◆ BRIEF
From the records below, please repeat exactly the line that has "Use S(trans) = R[1.5", the line that has "Sum 424.9 J/(mol·K).", and every line between them, and nothing else.

:::::
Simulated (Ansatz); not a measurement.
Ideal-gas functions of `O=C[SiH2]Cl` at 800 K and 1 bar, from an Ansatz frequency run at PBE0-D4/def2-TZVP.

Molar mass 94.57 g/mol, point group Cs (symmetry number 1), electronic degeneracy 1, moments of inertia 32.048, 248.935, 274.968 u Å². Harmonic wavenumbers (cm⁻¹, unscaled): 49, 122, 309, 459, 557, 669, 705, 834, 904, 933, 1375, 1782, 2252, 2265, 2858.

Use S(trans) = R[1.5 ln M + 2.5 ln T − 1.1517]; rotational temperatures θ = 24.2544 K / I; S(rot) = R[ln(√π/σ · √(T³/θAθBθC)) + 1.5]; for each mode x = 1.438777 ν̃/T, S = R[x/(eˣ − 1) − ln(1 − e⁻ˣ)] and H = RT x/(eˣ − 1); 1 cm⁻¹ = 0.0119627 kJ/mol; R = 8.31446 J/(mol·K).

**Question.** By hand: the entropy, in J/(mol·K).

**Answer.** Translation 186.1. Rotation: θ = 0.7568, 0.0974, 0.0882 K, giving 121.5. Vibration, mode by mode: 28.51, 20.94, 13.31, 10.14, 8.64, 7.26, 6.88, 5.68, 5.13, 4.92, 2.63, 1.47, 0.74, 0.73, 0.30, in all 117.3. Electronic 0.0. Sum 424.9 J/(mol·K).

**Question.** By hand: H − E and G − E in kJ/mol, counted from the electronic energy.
:::::

◆ TASK RESPONSE
Use S(trans) = R[1.5 ln M + 2.5 ln T − 1.1517]; rotational temperatures θ = 24.2544 K / I; S(rot) = R[ln(√π/σ · √(T³/θAθBθC)) + 1.5]; for each mode x = 1.438777 ν̃/T, S = R[x/(eˣ − 1) − ln(1 − e⁻ˣ)] and H = RT x/(eˣ − 1); 1 cm⁻¹ = 0.0119627 kJ/mol; R = 8.31446 J/(mol·K).

**Question.** By hand: the entropy, in J/(mol·K).

**Answer.** Translation 186.1. Rotation: θ = 0.7568, 0.0974, 0.0882 K, giving 121.5. Vibration, mode by mode: 28.51, 20.94, 13.31, 10.14, 8.64, 7.26, 6.88, 5.68, 5.13, 4.92, 2.63, 1.47, 0.74, 0.73, 0.30, in all 117.3. Electronic 0.0. Sum 424.9 J/(mol·K).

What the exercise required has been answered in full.